Segment Start: Data section

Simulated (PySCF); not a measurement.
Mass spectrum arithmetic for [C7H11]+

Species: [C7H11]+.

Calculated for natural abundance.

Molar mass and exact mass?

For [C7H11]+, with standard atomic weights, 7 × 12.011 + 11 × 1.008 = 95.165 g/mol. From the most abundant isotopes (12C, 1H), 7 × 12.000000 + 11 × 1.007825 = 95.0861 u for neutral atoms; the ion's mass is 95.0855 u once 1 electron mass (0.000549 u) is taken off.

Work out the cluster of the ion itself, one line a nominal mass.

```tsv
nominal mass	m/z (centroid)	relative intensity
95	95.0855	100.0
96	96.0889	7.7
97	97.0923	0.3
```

Segment End: Data section

The required output is the whole listing, printed again exactly.

Simulated (PySCF); not a measurement.
Mass spectrum arithmetic for [C7H11]+

Species: [C7H11]+.

Calculated for natural abundance.

Molar mass and exact mass?

For [C7H11]+, with standard atomic weights, 7 × 12.011 + 11 × 1.008 = 95.165 g/mol. From the most abundant isotopes (12C, 1H), 7 × 12.000000 + 11 × 1.007825 = 95.0861 u for neutral atoms; the ion's mass is 95.0855 u once 1 electron mass (0.000549 u) is taken off.

Work out the cluster of the ion itself, one line a nominal mass.

```tsv
nominal mass	m/z (centroid)	relative intensity
95	95.0855	100.0
96	96.0889	7.7
97	97.0923	0.3
```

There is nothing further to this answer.